### WORK ORDER
Print the records below word for word, beginning with the first line and ending once the line containing "## (1) Starting point" is printed.

### RECORDS PROVIDED
++++++++++++++++++++
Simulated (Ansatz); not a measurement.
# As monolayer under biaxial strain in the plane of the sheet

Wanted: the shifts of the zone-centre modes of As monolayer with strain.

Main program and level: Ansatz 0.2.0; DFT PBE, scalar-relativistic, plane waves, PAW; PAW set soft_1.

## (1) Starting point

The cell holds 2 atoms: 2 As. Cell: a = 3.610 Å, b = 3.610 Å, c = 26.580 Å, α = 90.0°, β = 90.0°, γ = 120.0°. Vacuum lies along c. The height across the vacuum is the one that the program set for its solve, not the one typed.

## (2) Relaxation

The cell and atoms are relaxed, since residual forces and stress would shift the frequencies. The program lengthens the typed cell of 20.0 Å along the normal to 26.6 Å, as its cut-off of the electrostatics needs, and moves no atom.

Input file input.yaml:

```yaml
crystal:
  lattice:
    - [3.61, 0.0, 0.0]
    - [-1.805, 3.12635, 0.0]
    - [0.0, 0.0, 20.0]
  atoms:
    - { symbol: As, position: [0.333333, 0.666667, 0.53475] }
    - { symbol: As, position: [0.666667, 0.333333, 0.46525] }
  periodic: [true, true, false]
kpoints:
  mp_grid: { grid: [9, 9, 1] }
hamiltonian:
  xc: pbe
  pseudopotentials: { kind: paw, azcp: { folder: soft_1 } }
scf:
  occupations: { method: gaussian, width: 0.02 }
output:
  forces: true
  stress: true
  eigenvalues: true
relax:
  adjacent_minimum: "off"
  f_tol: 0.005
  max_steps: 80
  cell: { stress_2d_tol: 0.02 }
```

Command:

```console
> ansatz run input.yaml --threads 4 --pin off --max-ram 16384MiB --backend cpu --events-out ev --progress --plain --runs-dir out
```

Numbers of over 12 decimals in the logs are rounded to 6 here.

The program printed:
++++++++++++++++++++

### EXERCISE OUTPUT
Simulated (Ansatz); not a measurement.
# As monolayer under biaxial strain in the plane of the sheet

Wanted: the shifts of the zone-centre modes of As monolayer with strain.

Main program and level: Ansatz 0.2.0; DFT PBE, scalar-relativistic, plane waves, PAW; PAW set soft_1.

## (1) Starting point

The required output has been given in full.